### EXERCISE
Retype exactly the lines below, beginning with the first and ending with the line where "Gap of a (5,5)" appears.

### DATASET EXTRACT
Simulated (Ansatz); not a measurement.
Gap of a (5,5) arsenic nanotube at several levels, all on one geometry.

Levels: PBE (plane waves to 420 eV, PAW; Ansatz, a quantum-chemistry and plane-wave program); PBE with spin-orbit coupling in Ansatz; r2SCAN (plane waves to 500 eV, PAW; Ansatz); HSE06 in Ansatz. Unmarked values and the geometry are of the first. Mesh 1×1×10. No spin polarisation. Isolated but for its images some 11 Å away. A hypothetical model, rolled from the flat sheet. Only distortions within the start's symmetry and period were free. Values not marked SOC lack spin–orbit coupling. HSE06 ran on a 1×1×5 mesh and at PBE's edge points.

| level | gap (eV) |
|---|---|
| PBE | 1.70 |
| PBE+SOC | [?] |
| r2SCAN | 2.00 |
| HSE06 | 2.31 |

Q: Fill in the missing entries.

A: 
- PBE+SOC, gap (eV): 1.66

### TASK RESPONSE
Simulated (Ansatz); not a measurement.
Gap of a (5,5) arsenic nanotube at several levels, all on one geometry.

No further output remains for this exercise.